Required action → Go from the first line below to the one with "(2) How far" and print each line exactly.

(Provided information)
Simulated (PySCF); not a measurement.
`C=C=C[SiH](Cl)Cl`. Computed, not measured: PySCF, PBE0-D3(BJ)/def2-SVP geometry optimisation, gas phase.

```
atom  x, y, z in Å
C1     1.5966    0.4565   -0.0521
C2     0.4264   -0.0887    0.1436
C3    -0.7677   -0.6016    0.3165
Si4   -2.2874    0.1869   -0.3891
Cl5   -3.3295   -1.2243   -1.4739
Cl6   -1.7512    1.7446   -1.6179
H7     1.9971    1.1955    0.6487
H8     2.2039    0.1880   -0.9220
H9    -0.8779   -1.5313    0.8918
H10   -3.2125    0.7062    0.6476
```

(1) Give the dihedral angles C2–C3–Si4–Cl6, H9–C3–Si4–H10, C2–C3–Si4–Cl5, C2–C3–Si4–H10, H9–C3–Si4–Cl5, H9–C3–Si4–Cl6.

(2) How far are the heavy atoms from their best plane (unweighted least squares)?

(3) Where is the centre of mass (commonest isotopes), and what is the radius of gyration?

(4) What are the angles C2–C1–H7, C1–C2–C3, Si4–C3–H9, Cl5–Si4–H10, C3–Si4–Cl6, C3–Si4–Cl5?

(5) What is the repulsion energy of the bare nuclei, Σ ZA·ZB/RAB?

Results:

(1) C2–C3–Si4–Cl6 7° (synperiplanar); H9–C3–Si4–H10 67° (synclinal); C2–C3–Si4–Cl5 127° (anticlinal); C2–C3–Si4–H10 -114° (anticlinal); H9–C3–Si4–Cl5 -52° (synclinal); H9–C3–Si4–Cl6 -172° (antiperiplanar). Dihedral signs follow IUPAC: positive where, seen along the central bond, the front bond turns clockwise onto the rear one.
(End Provided information)

Response box →
Simulated (PySCF); not a measurement.
`C=C=C[SiH](Cl)Cl`. Computed, not measured: PySCF, PBE0-D3(BJ)/def2-SVP geometry optimisation, gas phase.

```
atom  x, y, z in Å
C1     1.5966    0.4565   -0.0521
C2     0.4264   -0.0887    0.1436
C3    -0.7677   -0.6016    0.3165
Si4   -2.2874    0.1869   -0.3891
Cl5   -3.3295   -1.2243   -1.4739
Cl6   -1.7512    1.7446   -1.6179
H7     1.9971    1.1955    0.6487
H8     2.2039    0.1880   -0.9220
H9    -0.8779   -1.5313    0.8918
H10   -3.2125    0.7062    0.6476
```

(1) Give the dihedral angles C2–C3–Si4–Cl6, H9–C3–Si4–H10, C2–C3–Si4–Cl5, C2–C3–Si4–H10, H9–C3–Si4–Cl5, H9–C3–Si4–Cl6.

(2) How far are the heavy atoms from their best plane (unweighted least squares)?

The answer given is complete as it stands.